============

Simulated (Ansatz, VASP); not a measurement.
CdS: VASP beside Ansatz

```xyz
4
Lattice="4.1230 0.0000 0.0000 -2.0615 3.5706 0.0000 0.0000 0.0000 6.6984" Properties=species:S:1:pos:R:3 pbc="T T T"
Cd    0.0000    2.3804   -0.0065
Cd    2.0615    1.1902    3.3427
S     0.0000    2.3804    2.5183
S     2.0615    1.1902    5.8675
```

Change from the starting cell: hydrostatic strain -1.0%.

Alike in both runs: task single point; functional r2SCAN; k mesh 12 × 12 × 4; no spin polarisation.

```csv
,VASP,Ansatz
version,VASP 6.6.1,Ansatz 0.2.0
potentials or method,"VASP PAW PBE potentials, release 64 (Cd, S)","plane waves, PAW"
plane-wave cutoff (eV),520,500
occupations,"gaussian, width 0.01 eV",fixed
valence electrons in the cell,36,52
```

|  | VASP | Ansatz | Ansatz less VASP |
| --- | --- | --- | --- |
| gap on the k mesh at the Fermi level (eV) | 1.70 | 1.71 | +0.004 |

============

• **Assignment**: Each line of the records, from the opening one through the line holding "Change from the", should be restated word for word, with nothing else in the answer.

• **Answer section**:
Simulated (Ansatz, VASP); not a measurement.
CdS: VASP beside Ansatz

```xyz
4
Lattice="4.1230 0.0000 0.0000 -2.0615 3.5706 0.0000 0.0000 0.0000 6.6984" Properties=species:S:1:pos:R:3 pbc="T T T"
Cd    0.0000    2.3804   -0.0065
Cd    2.0615    1.1902    3.3427
S     0.0000    2.3804    2.5183
S     2.0615    1.1902    5.8675
```

Change from the starting cell: hydrostatic strain -1.0%.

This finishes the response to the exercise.